Provided records:
= = = = = = =
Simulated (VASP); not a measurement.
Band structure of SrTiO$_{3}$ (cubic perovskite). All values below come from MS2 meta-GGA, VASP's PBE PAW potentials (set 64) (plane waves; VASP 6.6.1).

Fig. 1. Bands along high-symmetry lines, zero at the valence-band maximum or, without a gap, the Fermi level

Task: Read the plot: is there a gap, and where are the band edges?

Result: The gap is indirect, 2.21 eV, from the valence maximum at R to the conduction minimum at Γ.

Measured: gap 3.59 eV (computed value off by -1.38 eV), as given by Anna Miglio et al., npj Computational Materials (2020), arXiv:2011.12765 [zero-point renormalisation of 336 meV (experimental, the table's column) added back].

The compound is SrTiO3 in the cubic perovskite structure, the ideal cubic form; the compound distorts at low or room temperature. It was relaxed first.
= = = = = = =

Work instruction: All of the material above is to be retyped word for word.

Written solution:
Simulated (VASP); not a measurement.
Band structure of SrTiO$_{3}$ (cubic perovskite). All values below come from MS2 meta-GGA, VASP's PBE PAW potentials (set 64) (plane waves; VASP 6.6.1).

Fig. 1. Bands along high-symmetry lines, zero at the valence-band maximum or, without a gap, the Fermi level

Task: Read the plot: is there a gap, and where are the band edges?

Result: The gap is indirect, 2.21 eV, from the valence maximum at R to the conduction minimum at Γ.

Measured: gap 3.59 eV (computed value off by -1.38 eV), as given by Anna Miglio et al., npj Computational Materials (2020), arXiv:2011.12765 [zero-point renormalisation of 336 meV (experimental, the table's column) added back].

The compound is SrTiO3 in the cubic perovskite structure, the ideal cubic form; the compound distorts at low or room temperature. It was relaxed first.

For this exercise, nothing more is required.